**Supplied entries**:
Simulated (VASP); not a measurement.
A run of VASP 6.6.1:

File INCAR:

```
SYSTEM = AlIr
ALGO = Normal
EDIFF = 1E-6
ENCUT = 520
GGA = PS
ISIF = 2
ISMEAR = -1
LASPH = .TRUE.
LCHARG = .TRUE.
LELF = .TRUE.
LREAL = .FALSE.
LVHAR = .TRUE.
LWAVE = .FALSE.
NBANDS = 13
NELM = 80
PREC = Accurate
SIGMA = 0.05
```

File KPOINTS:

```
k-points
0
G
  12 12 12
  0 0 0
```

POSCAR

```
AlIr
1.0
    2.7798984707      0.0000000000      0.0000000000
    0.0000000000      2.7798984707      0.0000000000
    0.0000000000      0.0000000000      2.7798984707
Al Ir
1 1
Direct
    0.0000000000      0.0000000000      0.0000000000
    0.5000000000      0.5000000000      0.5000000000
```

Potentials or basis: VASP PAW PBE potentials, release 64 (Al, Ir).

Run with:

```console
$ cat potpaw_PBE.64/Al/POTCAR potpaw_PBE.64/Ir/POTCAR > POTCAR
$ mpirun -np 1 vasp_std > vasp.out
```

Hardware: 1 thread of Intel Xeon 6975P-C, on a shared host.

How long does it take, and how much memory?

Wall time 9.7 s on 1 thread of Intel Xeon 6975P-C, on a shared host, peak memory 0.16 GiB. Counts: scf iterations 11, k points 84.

**Assigned task**: Write the opening line of the data above and every line after it, exactly, stopping once you have written the line with "How long does it take, and how much memory?".

**Exercise output**:
Simulated (VASP); not a measurement.
A run of VASP 6.6.1:

File INCAR:

```
SYSTEM = AlIr
ALGO = Normal
EDIFF = 1E-6
ENCUT = 520
GGA = PS
ISIF = 2
ISMEAR = -1
LASPH = .TRUE.
LCHARG = .TRUE.
LELF = .TRUE.
LREAL = .FALSE.
LVHAR = .TRUE.
LWAVE = .FALSE.
NBANDS = 13
NELM = 80
PREC = Accurate
SIGMA = 0.05
```

File KPOINTS:

```
k-points
0
G
  12 12 12
  0 0 0
```

POSCAR

```
AlIr
1.0
    2.7798984707      0.0000000000      0.0000000000
    0.0000000000      2.7798984707      0.0000000000
    0.0000000000      0.0000000000      2.7798984707
Al Ir
1 1
Direct
    0.0000000000      0.0000000000      0.0000000000
    0.5000000000      0.5000000000      0.5000000000
```

Potentials or basis: VASP PAW PBE potentials, release 64 (Al, Ir).

Run with:

```console
$ cat potpaw_PBE.64/Al/POTCAR potpaw_PBE.64/Ir/POTCAR > POTCAR
$ mpirun -np 1 vasp_std > vasp.out
```

Hardware: 1 thread of Intel Xeon 6975P-C, on a shared host.

How long does it take, and how much memory?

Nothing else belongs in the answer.